◆ **Work instruction**: Return all of the entries below exactly as they are given.

----------
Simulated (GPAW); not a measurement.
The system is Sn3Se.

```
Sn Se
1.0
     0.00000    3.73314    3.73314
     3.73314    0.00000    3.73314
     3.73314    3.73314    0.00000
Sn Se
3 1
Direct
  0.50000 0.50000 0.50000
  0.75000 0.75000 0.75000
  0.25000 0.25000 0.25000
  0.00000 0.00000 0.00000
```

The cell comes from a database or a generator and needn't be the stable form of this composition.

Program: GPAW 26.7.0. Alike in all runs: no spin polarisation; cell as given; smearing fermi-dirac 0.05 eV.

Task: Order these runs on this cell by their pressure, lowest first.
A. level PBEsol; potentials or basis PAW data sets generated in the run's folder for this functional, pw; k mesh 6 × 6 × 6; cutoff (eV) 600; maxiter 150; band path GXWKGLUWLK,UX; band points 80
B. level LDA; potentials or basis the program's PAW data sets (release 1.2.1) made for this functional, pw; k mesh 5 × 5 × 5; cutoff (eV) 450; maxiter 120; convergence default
----------

◆ **Exercise response**:
Simulated (GPAW); not a measurement.
The system is Sn3Se.

```
Sn Se
1.0
     0.00000    3.73314    3.73314
     3.73314    0.00000    3.73314
     3.73314    3.73314    0.00000
Sn Se
3 1
Direct
  0.50000 0.50000 0.50000
  0.75000 0.75000 0.75000
  0.25000 0.25000 0.25000
  0.00000 0.00000 0.00000
```

The cell comes from a database or a generator and needn't be the stable form of this composition.

Program: GPAW 26.7.0. Alike in all runs: no spin polarisation; cell as given; smearing fermi-dirac 0.05 eV.

Task: Order these runs on this cell by their pressure, lowest first.
A. level PBEsol; potentials or basis PAW data sets generated in the run's folder for this functional, pw; k mesh 6 × 6 × 6; cutoff (eV) 600; maxiter 150; band path GXWKGLUWLK,UX; band points 80
B. level LDA; potentials or basis the program's PAW data sets (release 1.2.1) made for this functional, pw; k mesh 5 × 5 × 5; cutoff (eV) 450; maxiter 120; convergence default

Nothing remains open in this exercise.